╭─ Information shown
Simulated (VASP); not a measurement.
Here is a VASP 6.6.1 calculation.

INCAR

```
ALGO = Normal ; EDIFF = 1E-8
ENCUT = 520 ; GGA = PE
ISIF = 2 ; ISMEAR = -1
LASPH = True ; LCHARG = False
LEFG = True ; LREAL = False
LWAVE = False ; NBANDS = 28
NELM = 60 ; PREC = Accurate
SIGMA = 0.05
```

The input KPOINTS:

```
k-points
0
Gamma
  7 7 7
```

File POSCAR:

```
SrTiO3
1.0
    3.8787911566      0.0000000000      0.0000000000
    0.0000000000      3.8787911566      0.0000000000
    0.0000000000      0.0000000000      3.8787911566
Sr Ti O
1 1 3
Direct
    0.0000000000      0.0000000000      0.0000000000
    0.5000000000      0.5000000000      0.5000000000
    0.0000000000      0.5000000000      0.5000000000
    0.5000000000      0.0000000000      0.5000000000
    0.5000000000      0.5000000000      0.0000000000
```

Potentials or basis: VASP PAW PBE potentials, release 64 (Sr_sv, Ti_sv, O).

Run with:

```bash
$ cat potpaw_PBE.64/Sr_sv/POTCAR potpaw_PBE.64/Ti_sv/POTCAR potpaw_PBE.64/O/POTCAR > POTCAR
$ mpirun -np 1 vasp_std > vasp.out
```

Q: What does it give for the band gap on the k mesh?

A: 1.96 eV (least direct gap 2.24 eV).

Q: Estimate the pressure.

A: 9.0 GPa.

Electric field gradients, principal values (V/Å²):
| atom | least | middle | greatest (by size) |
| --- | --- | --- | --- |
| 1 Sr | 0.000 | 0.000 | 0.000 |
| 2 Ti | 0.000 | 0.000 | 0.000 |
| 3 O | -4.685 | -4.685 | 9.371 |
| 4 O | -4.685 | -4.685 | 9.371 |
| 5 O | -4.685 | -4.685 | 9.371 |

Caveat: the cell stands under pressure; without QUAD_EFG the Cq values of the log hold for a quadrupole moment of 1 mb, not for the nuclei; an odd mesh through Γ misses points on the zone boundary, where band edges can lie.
╰─

→ **Work item**
Begin with the first line of the records and finish with the line containing "Sr | 0.000 | 0.000 | 0.000 |". Reproduce those lines exactly, both ends included, and nothing else.

→ **Answer area**
Simulated (VASP); not a measurement.
Here is a VASP 6.6.1 calculation.

INCAR

```
ALGO = Normal ; EDIFF = 1E-8
ENCUT = 520 ; GGA = PE
ISIF = 2 ; ISMEAR = -1
LASPH = True ; LCHARG = False
LEFG = True ; LREAL = False
LWAVE = False ; NBANDS = 28
NELM = 60 ; PREC = Accurate
SIGMA = 0.05
```

The input KPOINTS:

```
k-points
0
Gamma
  7 7 7
```

File POSCAR:

```
SrTiO3
1.0
    3.8787911566      0.0000000000      0.0000000000
    0.0000000000      3.8787911566      0.0000000000
    0.0000000000      0.0000000000      3.8787911566
Sr Ti O
1 1 3
Direct
    0.0000000000      0.0000000000      0.0000000000
    0.5000000000      0.5000000000      0.5000000000
    0.0000000000      0.5000000000      0.5000000000
    0.5000000000      0.0000000000      0.5000000000
    0.5000000000      0.5000000000      0.0000000000
```

Potentials or basis: VASP PAW PBE potentials, release 64 (Sr_sv, Ti_sv, O).

Run with:

```bash
$ cat potpaw_PBE.64/Sr_sv/POTCAR potpaw_PBE.64/Ti_sv/POTCAR potpaw_PBE.64/O/POTCAR > POTCAR
$ mpirun -np 1 vasp_std > vasp.out
```

Q: What does it give for the band gap on the k mesh?

A: 1.96 eV (least direct gap 2.24 eV).

Q: Estimate the pressure.

A: 9.0 GPa.

Electric field gradients, principal values (V/Å²):
| atom | least | middle | greatest (by size) |
| --- | --- | --- | --- |
| 1 Sr | 0.000 | 0.000 | 0.000 |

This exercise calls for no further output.